EXCERPTED DATA Start Marker
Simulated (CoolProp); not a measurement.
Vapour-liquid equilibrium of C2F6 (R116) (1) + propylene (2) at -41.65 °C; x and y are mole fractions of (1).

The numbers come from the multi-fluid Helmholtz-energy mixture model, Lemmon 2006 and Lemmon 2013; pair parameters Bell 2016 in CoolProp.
EXCERPTED DATA End Marker

EXERCISE:
Write every entry out again, exactly as it stands.

YOUR SOLUTION:
Simulated (CoolProp); not a measurement.
Vapour-liquid equilibrium of C2F6 (R116) (1) + propylene (2) at -41.65 °C; x and y are mole fractions of (1).

The numbers come from the multi-fluid Helmholtz-energy mixture model, Lemmon 2006 and Lemmon 2013; pair parameters Bell 2016 in CoolProp.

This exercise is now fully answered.